....................

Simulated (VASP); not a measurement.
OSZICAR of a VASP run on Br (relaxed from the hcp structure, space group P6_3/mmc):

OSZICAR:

....................

- Action item
Give back the records word for word. Start at the first line, end at the line containing "OSZICAR of a", and include both.

- Task response
Simulated (VASP); not a measurement.
OSZICAR of a VASP run on Br (relaxed from the hcp structure, space group P6_3/mmc):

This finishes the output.